EXERCISE => Beginning with the line below that contains "SiC (4H silicon" and ending with the line that contains "A calculation, not", copy every line exactly. Copy nothing else.

===============

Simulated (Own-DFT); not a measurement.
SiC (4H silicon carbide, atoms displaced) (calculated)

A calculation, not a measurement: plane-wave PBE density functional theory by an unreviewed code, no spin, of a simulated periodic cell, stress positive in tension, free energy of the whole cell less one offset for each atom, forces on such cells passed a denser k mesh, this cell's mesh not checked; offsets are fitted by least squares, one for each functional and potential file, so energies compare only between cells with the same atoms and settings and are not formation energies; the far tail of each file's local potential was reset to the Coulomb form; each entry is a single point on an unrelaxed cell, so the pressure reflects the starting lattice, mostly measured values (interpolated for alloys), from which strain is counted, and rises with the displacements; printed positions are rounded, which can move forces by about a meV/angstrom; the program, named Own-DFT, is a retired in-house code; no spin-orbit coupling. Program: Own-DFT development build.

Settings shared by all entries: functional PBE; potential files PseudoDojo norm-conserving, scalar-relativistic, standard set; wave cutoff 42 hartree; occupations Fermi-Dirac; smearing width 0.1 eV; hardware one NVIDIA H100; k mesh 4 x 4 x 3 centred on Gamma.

===============

REPLY =>
SiC (4H silicon carbide, atoms displaced) (calculated)

A calculation, not a measurement: plane-wave PBE density functional theory by an unreviewed code, no spin, of a simulated periodic cell, stress positive in tension, free energy of the whole cell less one offset for each atom, forces on such cells passed a denser k mesh, this cell's mesh not checked; offsets are fitted by least squares, one for each functional and potential file, so energies compare only between cells with the same atoms and settings and are not formation energies; the far tail of each file's local potential was reset to the Coulomb form; each entry is a single point on an unrelaxed cell, so the pressure reflects the starting lattice, mostly measured values (interpolated for alloys), from which strain is counted, and rises with the displacements; printed positions are rounded, which can move forces by about a meV/angstrom; the program, named Own-DFT, is a retired in-house code; no spin-orbit coupling. Program: Own-DFT development build.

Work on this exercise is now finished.